* _Required action_
All of the material must be duplicated exactly, line by line.

* _Material provided_
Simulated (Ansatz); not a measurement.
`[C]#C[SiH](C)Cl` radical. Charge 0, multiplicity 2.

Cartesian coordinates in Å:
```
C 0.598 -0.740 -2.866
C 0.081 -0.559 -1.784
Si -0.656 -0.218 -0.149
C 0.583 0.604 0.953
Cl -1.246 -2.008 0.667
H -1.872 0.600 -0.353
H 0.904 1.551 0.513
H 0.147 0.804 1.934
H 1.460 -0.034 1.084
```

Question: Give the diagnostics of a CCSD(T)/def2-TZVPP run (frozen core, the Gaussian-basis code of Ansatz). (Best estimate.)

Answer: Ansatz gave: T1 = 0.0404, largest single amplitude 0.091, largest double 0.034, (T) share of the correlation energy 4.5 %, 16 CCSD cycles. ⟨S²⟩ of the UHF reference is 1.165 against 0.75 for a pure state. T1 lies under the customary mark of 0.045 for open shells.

* _Expected answer_
Simulated (Ansatz); not a measurement.
`[C]#C[SiH](C)Cl` radical. Charge 0, multiplicity 2.

Cartesian coordinates in Å:
```
C 0.598 -0.740 -2.866
C 0.081 -0.559 -1.784
Si -0.656 -0.218 -0.149
C 0.583 0.604 0.953
Cl -1.246 -2.008 0.667
H -1.872 0.600 -0.353
H 0.904 1.551 0.513
H 0.147 0.804 1.934
H 1.460 -0.034 1.084
```

Question: Give the diagnostics of a CCSD(T)/def2-TZVPP run (frozen core, the Gaussian-basis code of Ansatz). (Best estimate.)

Answer: Ansatz gave: T1 = 0.0404, largest single amplitude 0.091, largest double 0.034, (T) share of the correlation energy 4.5 %, 16 CCSD cycles. ⟨S²⟩ of the UHF reference is 1.165 against 0.75 for a pure state. T1 lies under the customary mark of 0.045 for open shells.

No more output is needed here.